** Work order **
The listing below is to be reproduced in full, character for character.

(Data section)

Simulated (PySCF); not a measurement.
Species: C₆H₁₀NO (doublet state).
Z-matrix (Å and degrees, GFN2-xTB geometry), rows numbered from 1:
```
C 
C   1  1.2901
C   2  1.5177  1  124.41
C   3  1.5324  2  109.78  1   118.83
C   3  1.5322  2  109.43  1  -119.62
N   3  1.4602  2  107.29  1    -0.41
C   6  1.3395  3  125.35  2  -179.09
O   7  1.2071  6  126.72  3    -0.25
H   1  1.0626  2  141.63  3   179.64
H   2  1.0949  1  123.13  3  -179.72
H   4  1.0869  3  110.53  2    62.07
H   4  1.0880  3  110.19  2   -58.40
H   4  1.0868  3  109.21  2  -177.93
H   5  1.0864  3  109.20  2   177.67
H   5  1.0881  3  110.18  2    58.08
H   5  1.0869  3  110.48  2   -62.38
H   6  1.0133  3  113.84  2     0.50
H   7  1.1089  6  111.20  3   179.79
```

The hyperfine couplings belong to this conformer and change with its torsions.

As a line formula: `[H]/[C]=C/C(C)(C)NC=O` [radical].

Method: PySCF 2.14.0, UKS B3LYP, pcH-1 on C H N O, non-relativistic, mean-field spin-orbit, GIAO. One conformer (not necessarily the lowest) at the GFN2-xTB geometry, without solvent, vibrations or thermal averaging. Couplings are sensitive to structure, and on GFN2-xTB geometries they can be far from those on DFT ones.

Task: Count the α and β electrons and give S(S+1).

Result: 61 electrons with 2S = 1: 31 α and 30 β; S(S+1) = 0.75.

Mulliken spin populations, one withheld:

(End Data section)

** Response box **
Simulated (PySCF); not a measurement.
Species: C₆H₁₀NO (doublet state).
Z-matrix (Å and degrees, GFN2-xTB geometry), rows numbered from 1:
```
C 
C   1  1.2901
C   2  1.5177  1  124.41
C   3  1.5324  2  109.78  1   118.83
C   3  1.5322  2  109.43  1  -119.62
N   3  1.4602  2  107.29  1    -0.41
C   6  1.3395  3  125.35  2  -179.09
O   7  1.2071  6  126.72  3    -0.25
H   1  1.0626  2  141.63  3   179.64
H   2  1.0949  1  123.13  3  -179.72
H   4  1.0869  3  110.53  2    62.07
H   4  1.0880  3  110.19  2   -58.40
H   4  1.0868  3  109.21  2  -177.93
H   5  1.0864  3  109.20  2   177.67
H   5  1.0881  3  110.18  2    58.08
H   5  1.0869  3  110.48  2   -62.38
H   6  1.0133  3  113.84  2     0.50
H   7  1.1089  6  111.20  3   179.79
```

The hyperfine couplings belong to this conformer and change with its torsions.

As a line formula: `[H]/[C]=C/C(C)(C)NC=O` [radical].

Method: PySCF 2.14.0, UKS B3LYP, pcH-1 on C H N O, non-relativistic, mean-field spin-orbit, GIAO. One conformer (not necessarily the lowest) at the GFN2-xTB geometry, without solvent, vibrations or thermal averaging. Couplings are sensitive to structure, and on GFN2-xTB geometries they can be far from those on DFT ones.

Task: Count the α and β electrons and give S(S+1).

Result: 61 electrons with 2S = 1: 31 α and 30 β; S(S+1) = 0.75.

Mulliken spin populations, one withheld:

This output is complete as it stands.